START LISTED RECORDS

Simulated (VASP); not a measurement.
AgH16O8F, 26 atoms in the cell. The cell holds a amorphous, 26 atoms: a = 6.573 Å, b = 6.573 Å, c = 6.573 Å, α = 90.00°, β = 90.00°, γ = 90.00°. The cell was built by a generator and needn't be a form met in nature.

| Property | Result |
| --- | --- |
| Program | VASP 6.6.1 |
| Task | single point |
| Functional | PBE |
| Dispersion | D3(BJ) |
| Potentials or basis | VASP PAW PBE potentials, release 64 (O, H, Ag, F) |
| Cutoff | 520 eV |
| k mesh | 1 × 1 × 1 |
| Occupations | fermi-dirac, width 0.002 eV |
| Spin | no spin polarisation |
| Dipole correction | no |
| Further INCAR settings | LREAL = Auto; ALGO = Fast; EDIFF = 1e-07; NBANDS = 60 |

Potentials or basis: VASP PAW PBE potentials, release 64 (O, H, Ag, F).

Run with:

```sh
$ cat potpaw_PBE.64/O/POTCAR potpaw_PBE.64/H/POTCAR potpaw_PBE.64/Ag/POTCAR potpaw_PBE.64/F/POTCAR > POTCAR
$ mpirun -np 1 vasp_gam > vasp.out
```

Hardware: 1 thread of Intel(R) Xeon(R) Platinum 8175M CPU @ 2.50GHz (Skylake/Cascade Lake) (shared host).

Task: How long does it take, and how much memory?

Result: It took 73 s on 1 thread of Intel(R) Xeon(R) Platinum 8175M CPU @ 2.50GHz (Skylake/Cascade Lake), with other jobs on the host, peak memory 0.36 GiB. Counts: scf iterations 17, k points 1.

END LISTED RECORDS

EXERCISE —
For the listing above, print only the lines starting at the line containing "single point |" and ending at the line containing "spin polarisation |", exactly, both included.

EXERCISE SOLUTION —
| Task | single point |
| Functional | PBE |
| Dispersion | D3(BJ) |
| Potentials or basis | VASP PAW PBE potentials, release 64 (O, H, Ag, F) |
| Cutoff | 520 eV |
| k mesh | 1 × 1 × 1 |
| Occupations | fermi-dirac, width 0.002 eV |
| Spin | no spin polarisation |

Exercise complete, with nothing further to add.